LISTED ENTRIES:
====
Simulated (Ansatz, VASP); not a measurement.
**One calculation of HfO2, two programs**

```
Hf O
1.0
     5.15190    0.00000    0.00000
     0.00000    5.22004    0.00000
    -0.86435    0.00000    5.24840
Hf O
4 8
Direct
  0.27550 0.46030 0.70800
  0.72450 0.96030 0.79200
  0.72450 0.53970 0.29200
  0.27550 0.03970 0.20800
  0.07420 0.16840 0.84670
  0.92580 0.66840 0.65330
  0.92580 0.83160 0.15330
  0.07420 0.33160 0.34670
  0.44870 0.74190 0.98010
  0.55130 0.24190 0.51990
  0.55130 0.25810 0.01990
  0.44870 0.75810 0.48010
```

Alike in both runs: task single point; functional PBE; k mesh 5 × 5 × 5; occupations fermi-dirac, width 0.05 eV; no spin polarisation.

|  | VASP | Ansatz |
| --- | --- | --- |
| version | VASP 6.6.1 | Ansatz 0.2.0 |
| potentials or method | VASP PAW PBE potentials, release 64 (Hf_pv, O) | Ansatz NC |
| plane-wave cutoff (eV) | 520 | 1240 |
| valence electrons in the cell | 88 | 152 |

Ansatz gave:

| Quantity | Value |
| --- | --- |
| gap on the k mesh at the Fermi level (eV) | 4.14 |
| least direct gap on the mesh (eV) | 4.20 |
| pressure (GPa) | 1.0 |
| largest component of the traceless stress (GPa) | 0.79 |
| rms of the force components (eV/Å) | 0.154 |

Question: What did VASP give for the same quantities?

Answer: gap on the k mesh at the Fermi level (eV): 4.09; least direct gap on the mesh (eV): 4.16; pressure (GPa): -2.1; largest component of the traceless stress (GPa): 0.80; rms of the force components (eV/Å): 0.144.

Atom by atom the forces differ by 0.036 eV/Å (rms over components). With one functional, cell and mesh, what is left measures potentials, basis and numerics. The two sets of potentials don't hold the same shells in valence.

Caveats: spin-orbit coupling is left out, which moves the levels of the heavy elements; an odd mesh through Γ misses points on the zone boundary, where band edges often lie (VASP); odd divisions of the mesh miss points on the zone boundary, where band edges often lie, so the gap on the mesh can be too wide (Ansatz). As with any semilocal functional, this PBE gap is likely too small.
====

ASSIGNED TASK: Precisely reproduce the lines of the entries, beginning at the first and ending at the one containing "Atom by atom". Add nothing.

RESULT:
Simulated (Ansatz, VASP); not a measurement.
**One calculation of HfO2, two programs**

```
Hf O
1.0
     5.15190    0.00000    0.00000
     0.00000    5.22004    0.00000
    -0.86435    0.00000    5.24840
Hf O
4 8
Direct
  0.27550 0.46030 0.70800
  0.72450 0.96030 0.79200
  0.72450 0.53970 0.29200
  0.27550 0.03970 0.20800
  0.07420 0.16840 0.84670
  0.92580 0.66840 0.65330
  0.92580 0.83160 0.15330
  0.07420 0.33160 0.34670
  0.44870 0.74190 0.98010
  0.55130 0.24190 0.51990
  0.55130 0.25810 0.01990
  0.44870 0.75810 0.48010
```

Alike in both runs: task single point; functional PBE; k mesh 5 × 5 × 5; occupations fermi-dirac, width 0.05 eV; no spin polarisation.

|  | VASP | Ansatz |
| --- | --- | --- |
| version | VASP 6.6.1 | Ansatz 0.2.0 |
| potentials or method | VASP PAW PBE potentials, release 64 (Hf_pv, O) | Ansatz NC |
| plane-wave cutoff (eV) | 520 | 1240 |
| valence electrons in the cell | 88 | 152 |

Ansatz gave:

| Quantity | Value |
| --- | --- |
| gap on the k mesh at the Fermi level (eV) | 4.14 |
| least direct gap on the mesh (eV) | 4.20 |
| pressure (GPa) | 1.0 |
| largest component of the traceless stress (GPa) | 0.79 |
| rms of the force components (eV/Å) | 0.154 |

Question: What did VASP give for the same quantities?

Answer: gap on the k mesh at the Fermi level (eV): 4.09; least direct gap on the mesh (eV): 4.16; pressure (GPa): -2.1; largest component of the traceless stress (GPa): 0.80; rms of the force components (eV/Å): 0.144.

Atom by atom the forces differ by 0.036 eV/Å (rms over components). With one functional, cell and mesh, what is left measures potentials, basis and numerics. The two sets of potentials don't hold the same shells in valence.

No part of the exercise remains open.